[Work task]
From the listing below, output only the lines starting at the line that has "Alike in all" and ending at the line that has "Caveats: some runs", exactly as they appear, ends included.

*** Opening Dataset records ***

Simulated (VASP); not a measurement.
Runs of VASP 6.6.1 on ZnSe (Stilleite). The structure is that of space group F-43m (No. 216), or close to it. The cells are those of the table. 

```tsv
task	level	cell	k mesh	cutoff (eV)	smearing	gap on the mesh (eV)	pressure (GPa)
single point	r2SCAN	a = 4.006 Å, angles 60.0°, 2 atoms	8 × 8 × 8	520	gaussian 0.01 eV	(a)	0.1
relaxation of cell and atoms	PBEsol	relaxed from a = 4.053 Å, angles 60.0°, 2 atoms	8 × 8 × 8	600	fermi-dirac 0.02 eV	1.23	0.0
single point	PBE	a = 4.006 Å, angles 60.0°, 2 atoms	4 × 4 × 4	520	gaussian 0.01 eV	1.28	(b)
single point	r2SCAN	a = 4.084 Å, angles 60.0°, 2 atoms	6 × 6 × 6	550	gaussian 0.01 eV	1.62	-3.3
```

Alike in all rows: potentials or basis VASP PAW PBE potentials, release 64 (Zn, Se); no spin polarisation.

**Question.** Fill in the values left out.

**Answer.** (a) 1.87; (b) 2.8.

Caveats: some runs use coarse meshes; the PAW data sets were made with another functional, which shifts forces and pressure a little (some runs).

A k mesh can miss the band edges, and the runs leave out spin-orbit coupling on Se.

*** Closing Dataset records ***

[Worked solution]
Alike in all rows: potentials or basis VASP PAW PBE potentials, release 64 (Zn, Se); no spin polarisation.

**Question.** Fill in the values left out.

**Answer.** (a) 1.87; (b) 2.8.

Caveats: some runs use coarse meshes; the PAW data sets were made with another functional, which shifts forces and pressure a little (some runs).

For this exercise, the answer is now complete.